> **BRIEF**: Would you please copy the part of the material below that opens with the line containing "settings | outcome |" and closes with the line containing "energy unchanged |"? Copy it exactly, and only it.

> **SOURCE INFORMATION**:
+++
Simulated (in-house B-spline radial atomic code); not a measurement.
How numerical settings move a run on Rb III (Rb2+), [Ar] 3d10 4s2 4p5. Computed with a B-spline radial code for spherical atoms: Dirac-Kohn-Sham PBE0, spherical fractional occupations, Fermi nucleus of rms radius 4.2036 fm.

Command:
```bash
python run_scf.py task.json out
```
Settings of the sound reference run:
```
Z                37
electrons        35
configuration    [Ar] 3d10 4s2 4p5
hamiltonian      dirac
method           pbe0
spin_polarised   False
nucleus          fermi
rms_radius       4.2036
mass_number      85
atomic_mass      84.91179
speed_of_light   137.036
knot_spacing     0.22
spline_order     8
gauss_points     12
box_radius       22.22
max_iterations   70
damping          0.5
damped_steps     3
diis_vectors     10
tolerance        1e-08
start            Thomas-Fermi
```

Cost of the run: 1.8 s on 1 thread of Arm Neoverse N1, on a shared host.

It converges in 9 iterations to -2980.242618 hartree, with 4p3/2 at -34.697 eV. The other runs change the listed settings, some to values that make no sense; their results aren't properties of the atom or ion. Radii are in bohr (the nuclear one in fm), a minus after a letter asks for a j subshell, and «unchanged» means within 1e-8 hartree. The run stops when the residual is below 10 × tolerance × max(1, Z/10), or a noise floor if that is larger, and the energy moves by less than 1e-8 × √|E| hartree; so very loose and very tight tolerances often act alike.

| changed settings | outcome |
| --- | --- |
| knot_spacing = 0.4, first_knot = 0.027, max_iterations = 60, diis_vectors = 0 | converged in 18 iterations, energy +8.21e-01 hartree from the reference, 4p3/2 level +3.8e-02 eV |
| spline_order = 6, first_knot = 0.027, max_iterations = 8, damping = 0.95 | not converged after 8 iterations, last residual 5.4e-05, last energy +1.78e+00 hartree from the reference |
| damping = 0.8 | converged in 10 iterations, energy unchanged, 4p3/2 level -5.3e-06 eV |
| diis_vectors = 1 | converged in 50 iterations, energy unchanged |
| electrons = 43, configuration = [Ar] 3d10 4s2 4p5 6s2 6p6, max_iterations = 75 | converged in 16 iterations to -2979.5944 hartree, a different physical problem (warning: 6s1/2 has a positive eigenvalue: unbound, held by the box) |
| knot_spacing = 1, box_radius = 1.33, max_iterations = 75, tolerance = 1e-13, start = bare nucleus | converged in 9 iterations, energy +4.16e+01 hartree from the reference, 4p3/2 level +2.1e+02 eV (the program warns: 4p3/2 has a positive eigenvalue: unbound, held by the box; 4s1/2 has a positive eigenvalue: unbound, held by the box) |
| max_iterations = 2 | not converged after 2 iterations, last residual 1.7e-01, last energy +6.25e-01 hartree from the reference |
+++

> **WORKED SOLUTION**:
| changed settings | outcome |
| --- | --- |
| knot_spacing = 0.4, first_knot = 0.027, max_iterations = 60, diis_vectors = 0 | converged in 18 iterations, energy +8.21e-01 hartree from the reference, 4p3/2 level +3.8e-02 eV |
| spline_order = 6, first_knot = 0.027, max_iterations = 8, damping = 0.95 | not converged after 8 iterations, last residual 5.4e-05, last energy +1.78e+00 hartree from the reference |
| damping = 0.8 | converged in 10 iterations, energy unchanged, 4p3/2 level -5.3e-06 eV |
| diis_vectors = 1 | converged in 50 iterations, energy unchanged |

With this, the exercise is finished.